» **Provided data**:
====================

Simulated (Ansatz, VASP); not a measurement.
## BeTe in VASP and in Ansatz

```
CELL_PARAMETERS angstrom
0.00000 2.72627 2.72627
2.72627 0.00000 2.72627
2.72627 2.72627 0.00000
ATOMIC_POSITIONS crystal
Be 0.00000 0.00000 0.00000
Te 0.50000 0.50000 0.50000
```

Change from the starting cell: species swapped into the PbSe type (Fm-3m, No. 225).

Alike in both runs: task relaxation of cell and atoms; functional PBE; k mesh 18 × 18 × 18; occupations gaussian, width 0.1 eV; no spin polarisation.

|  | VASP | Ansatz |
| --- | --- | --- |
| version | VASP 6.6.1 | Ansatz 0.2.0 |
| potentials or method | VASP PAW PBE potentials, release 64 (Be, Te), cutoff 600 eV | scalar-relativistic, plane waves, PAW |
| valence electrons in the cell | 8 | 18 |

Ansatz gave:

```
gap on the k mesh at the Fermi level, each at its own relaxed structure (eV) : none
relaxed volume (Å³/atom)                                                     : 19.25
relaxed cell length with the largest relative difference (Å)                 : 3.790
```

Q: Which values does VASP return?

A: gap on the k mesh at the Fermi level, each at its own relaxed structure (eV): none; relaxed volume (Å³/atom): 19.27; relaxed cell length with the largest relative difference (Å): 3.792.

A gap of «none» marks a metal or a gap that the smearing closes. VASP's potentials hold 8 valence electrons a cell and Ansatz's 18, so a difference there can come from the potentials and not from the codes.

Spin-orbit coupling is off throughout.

====================

» **Brief**:
Transcribe, with no changes, the listing above from its first line through the line with "cell | 8 | 18 |", including that line, and stop once it is done.

» **Response**:
Simulated (Ansatz, VASP); not a measurement.
## BeTe in VASP and in Ansatz

```
CELL_PARAMETERS angstrom
0.00000 2.72627 2.72627
2.72627 0.00000 2.72627
2.72627 2.72627 0.00000
ATOMIC_POSITIONS crystal
Be 0.00000 0.00000 0.00000
Te 0.50000 0.50000 0.50000
```

Change from the starting cell: species swapped into the PbSe type (Fm-3m, No. 225).

Alike in both runs: task relaxation of cell and atoms; functional PBE; k mesh 18 × 18 × 18; occupations gaussian, width 0.1 eV; no spin polarisation.

|  | VASP | Ansatz |
| --- | --- | --- |
| version | VASP 6.6.1 | Ansatz 0.2.0 |
| potentials or method | VASP PAW PBE potentials, release 64 (Be, Te), cutoff 600 eV | scalar-relativistic, plane waves, PAW |
| valence electrons in the cell | 8 | 18 |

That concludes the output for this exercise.